»»

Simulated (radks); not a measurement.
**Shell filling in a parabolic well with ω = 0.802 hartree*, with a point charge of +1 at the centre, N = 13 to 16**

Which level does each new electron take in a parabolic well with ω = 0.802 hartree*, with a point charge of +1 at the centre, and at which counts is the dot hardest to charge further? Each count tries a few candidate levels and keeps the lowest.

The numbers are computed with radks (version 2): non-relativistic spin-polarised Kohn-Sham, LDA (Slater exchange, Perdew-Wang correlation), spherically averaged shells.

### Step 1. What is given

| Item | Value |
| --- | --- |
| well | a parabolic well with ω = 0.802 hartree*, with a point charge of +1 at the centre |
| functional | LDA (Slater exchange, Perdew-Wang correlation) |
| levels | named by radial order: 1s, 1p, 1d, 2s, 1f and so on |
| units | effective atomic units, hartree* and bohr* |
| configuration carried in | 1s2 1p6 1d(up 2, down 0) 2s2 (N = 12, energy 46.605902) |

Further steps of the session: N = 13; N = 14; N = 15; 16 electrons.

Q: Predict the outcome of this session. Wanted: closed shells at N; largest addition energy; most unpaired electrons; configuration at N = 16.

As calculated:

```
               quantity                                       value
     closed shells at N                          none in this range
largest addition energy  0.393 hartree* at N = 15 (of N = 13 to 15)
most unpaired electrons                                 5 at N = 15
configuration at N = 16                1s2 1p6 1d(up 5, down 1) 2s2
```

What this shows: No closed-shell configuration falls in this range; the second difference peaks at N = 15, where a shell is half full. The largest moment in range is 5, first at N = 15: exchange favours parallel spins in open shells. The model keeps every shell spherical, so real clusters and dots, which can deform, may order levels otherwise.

««

-- WORK REQUEST --
Write out exactly the lines above from the line with "the centre |" through the line with "Further steps of", both of them included, and leave out all other lines.

-- WORKED SOLUTION --
| well | a parabolic well with ω = 0.802 hartree*, with a point charge of +1 at the centre |
| functional | LDA (Slater exchange, Perdew-Wang correlation) |
| levels | named by radial order: 1s, 1p, 1d, 2s, 1f and so on |
| units | effective atomic units, hartree* and bohr* |
| configuration carried in | 1s2 1p6 1d(up 2, down 0) 2s2 (N = 12, energy 46.605902) |

Further steps of the session: N = 13; N = 14; N = 15; 16 electrons.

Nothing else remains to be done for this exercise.